## Required action
Print the following entries without any change.

## Listed entries
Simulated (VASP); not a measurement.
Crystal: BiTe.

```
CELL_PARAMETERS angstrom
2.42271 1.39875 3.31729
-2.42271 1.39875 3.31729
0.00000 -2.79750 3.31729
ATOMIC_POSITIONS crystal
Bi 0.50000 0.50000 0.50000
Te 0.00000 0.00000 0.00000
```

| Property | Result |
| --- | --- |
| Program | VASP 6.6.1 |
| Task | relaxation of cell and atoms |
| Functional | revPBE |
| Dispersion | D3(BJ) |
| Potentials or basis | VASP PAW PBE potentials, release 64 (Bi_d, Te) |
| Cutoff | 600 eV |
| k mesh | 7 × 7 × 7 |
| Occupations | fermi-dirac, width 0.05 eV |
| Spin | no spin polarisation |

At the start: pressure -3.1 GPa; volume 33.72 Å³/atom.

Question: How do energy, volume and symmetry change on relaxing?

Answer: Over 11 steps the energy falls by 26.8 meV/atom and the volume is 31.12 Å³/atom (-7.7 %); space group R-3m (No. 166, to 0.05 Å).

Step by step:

## Answer area
Simulated (VASP); not a measurement.
Crystal: BiTe.

```
CELL_PARAMETERS angstrom
2.42271 1.39875 3.31729
-2.42271 1.39875 3.31729
0.00000 -2.79750 3.31729
ATOMIC_POSITIONS crystal
Bi 0.50000 0.50000 0.50000
Te 0.00000 0.00000 0.00000
```

| Property | Result |
| --- | --- |
| Program | VASP 6.6.1 |
| Task | relaxation of cell and atoms |
| Functional | revPBE |
| Dispersion | D3(BJ) |
| Potentials or basis | VASP PAW PBE potentials, release 64 (Bi_d, Te) |
| Cutoff | 600 eV |
| k mesh | 7 × 7 × 7 |
| Occupations | fermi-dirac, width 0.05 eV |
| Spin | no spin polarisation |

At the start: pressure -3.1 GPa; volume 33.72 Å³/atom.

Question: How do energy, volume and symmetry change on relaxing?

Answer: Over 11 steps the energy falls by 26.8 meV/atom and the volume is 31.12 Å³/atom (-7.7 %); space group R-3m (No. 166, to 0.05 Å).

Step by step:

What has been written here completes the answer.